- **Data**

=== Section Start ===

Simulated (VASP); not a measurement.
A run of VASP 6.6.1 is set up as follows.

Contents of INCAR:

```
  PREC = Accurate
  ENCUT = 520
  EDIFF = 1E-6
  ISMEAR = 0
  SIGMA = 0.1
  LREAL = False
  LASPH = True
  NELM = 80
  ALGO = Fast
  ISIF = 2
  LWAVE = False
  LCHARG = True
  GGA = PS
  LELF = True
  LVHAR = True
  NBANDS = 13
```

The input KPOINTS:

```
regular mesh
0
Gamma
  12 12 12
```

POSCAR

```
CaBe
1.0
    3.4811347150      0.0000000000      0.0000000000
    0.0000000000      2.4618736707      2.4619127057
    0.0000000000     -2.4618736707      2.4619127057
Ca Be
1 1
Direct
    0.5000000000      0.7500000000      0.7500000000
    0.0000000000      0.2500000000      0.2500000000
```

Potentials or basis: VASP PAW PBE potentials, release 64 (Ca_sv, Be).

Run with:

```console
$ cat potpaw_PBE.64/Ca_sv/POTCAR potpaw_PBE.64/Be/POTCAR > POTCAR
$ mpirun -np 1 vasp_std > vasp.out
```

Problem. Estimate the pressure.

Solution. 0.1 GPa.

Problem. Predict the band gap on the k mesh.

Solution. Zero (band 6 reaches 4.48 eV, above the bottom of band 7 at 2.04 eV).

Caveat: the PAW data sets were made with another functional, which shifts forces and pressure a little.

=== Section End ===

- **Assigned task**
Reproduce every line above, keeping each word exactly as it appears.

- **Response**
Simulated (VASP); not a measurement.
A run of VASP 6.6.1 is set up as follows.

Contents of INCAR:

```
  PREC = Accurate
  ENCUT = 520
  EDIFF = 1E-6
  ISMEAR = 0
  SIGMA = 0.1
  LREAL = False
  LASPH = True
  NELM = 80
  ALGO = Fast
  ISIF = 2
  LWAVE = False
  LCHARG = True
  GGA = PS
  LELF = True
  LVHAR = True
  NBANDS = 13
```

The input KPOINTS:

```
regular mesh
0
Gamma
  12 12 12
```

POSCAR

```
CaBe
1.0
    3.4811347150      0.0000000000      0.0000000000
    0.0000000000      2.4618736707      2.4619127057
    0.0000000000     -2.4618736707      2.4619127057
Ca Be
1 1
Direct
    0.5000000000      0.7500000000      0.7500000000
    0.0000000000      0.2500000000      0.2500000000
```

Potentials or basis: VASP PAW PBE potentials, release 64 (Ca_sv, Be).

Run with:

```console
$ cat potpaw_PBE.64/Ca_sv/POTCAR potpaw_PBE.64/Be/POTCAR > POTCAR
$ mpirun -np 1 vasp_std > vasp.out
```

Problem. Estimate the pressure.

Solution. 0.1 GPa.

Problem. Predict the band gap on the k mesh.

Solution. Zero (band 6 reaches 4.48 eV, above the bottom of band 7 at 2.04 eV).

Caveat: the PAW data sets were made with another functional, which shifts forces and pressure a little.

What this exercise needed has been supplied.